*** Source material Section Begins ***

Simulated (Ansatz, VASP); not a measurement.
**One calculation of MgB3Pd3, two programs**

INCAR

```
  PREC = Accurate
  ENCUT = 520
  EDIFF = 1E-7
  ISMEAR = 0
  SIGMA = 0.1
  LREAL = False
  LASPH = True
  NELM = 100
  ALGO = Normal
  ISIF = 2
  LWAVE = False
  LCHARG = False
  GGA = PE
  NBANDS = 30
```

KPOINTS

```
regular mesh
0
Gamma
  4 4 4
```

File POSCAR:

*** Source material Section Ends ***

> Exercise
Give back the full listing, exactly as it stands.

> Expected answer
Simulated (Ansatz, VASP); not a measurement.
**One calculation of MgB3Pd3, two programs**

INCAR

```
  PREC = Accurate
  ENCUT = 520
  EDIFF = 1E-7
  ISMEAR = 0
  SIGMA = 0.1
  LREAL = False
  LASPH = True
  NELM = 100
  ALGO = Normal
  ISIF = 2
  LWAVE = False
  LCHARG = False
  GGA = PE
  NBANDS = 30
```

KPOINTS

```
regular mesh
0
Gamma
  4 4 4
```

File POSCAR:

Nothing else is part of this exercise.